Extract, unchanged, every line from the top of the material below through the line with "The input as", and no more.

____________________

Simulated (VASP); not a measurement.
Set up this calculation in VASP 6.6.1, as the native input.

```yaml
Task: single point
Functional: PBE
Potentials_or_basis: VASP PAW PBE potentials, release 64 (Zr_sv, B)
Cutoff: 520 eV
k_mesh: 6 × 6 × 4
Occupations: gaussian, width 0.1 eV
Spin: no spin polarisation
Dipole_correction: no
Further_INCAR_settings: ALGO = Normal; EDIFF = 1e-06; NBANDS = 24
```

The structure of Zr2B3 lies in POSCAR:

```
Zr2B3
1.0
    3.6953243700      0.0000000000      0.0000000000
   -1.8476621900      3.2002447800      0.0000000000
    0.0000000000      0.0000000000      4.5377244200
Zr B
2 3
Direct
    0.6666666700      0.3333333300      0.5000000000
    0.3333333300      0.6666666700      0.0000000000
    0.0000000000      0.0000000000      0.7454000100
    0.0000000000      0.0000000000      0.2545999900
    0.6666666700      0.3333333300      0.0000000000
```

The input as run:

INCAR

____________________

● Response area:
Simulated (VASP); not a measurement.
Set up this calculation in VASP 6.6.1, as the native input.

```yaml
Task: single point
Functional: PBE
Potentials_or_basis: VASP PAW PBE potentials, release 64 (Zr_sv, B)
Cutoff: 520 eV
k_mesh: 6 × 6 × 4
Occupations: gaussian, width 0.1 eV
Spin: no spin polarisation
Dipole_correction: no
Further_INCAR_settings: ALGO = Normal; EDIFF = 1e-06; NBANDS = 24
```

The structure of Zr2B3 lies in POSCAR:

```
Zr2B3
1.0
    3.6953243700      0.0000000000      0.0000000000
   -1.8476621900      3.2002447800      0.0000000000
    0.0000000000      0.0000000000      4.5377244200
Zr B
2 3
Direct
    0.6666666700      0.3333333300      0.5000000000
    0.3333333300      0.6666666700      0.0000000000
    0.0000000000      0.0000000000      0.7454000100
    0.0000000000      0.0000000000      0.2545999900
    0.6666666700      0.3333333300      0.0000000000
```

The input as run:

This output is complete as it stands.